__Work request__: Return, unaltered, every line from the beginning of the material below up to and including the one with "Caveats: some runs".

__Provided information__:
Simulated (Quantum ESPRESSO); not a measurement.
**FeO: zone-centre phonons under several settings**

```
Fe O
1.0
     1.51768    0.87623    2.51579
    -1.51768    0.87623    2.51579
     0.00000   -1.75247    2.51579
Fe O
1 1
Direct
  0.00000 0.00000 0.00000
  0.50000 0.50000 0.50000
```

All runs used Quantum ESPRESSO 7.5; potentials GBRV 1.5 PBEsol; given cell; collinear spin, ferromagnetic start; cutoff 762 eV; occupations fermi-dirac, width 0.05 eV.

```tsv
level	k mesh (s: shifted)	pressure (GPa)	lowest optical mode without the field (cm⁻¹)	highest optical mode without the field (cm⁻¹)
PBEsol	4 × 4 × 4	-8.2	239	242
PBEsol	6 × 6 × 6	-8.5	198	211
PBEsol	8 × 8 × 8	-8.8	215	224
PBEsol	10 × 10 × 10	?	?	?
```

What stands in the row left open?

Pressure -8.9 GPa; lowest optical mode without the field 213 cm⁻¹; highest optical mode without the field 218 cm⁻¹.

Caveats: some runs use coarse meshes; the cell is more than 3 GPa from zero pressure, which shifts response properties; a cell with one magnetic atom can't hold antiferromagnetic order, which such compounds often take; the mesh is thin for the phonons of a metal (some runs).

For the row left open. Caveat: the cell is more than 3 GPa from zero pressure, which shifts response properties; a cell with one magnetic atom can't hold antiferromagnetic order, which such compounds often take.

__Your response__:
Simulated (Quantum ESPRESSO); not a measurement.
**FeO: zone-centre phonons under several settings**

```
Fe O
1.0
     1.51768    0.87623    2.51579
    -1.51768    0.87623    2.51579
     0.00000   -1.75247    2.51579
Fe O
1 1
Direct
  0.00000 0.00000 0.00000
  0.50000 0.50000 0.50000
```

All runs used Quantum ESPRESSO 7.5; potentials GBRV 1.5 PBEsol; given cell; collinear spin, ferromagnetic start; cutoff 762 eV; occupations fermi-dirac, width 0.05 eV.

```tsv
level	k mesh (s: shifted)	pressure (GPa)	lowest optical mode without the field (cm⁻¹)	highest optical mode without the field (cm⁻¹)
PBEsol	4 × 4 × 4	-8.2	239	242
PBEsol	6 × 6 × 6	-8.5	198	211
PBEsol	8 × 8 × 8	-8.8	215	224
PBEsol	10 × 10 × 10	?	?	?
```

What stands in the row left open?

Pressure -8.9 GPa; lowest optical mode without the field 213 cm⁻¹; highest optical mode without the field 218 cm⁻¹.

Caveats: some runs use coarse meshes; the cell is more than 3 GPa from zero pressure, which shifts response properties; a cell with one magnetic atom can't hold antiferromagnetic order, which such compounds often take; the mesh is thin for the phonons of a metal (some runs).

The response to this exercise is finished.